REQUIREMENT – Nothing in the entries may be dropped: restate them word for word.

PROVIDED DATA –
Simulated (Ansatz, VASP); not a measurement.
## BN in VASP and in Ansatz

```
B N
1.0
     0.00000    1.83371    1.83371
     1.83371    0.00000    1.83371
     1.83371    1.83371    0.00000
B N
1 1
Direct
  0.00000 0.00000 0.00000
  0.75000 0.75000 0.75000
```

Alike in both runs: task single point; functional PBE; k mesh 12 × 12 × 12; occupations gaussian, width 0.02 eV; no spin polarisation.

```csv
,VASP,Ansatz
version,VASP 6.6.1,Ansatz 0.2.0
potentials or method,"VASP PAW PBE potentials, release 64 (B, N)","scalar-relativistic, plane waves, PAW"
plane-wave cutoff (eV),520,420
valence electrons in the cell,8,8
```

ANSWER SPACE –
Simulated (Ansatz, VASP); not a measurement.
## BN in VASP and in Ansatz

```
B N
1.0
     0.00000    1.83371    1.83371
     1.83371    0.00000    1.83371
     1.83371    1.83371    0.00000
B N
1 1
Direct
  0.00000 0.00000 0.00000
  0.75000 0.75000 0.75000
```

Alike in both runs: task single point; functional PBE; k mesh 12 × 12 × 12; occupations gaussian, width 0.02 eV; no spin polarisation.

```csv
,VASP,Ansatz
version,VASP 6.6.1,Ansatz 0.2.0
potentials or method,"VASP PAW PBE potentials, release 64 (B, N)","scalar-relativistic, plane waves, PAW"
plane-wave cutoff (eV),520,420
valence electrons in the cell,8,8
```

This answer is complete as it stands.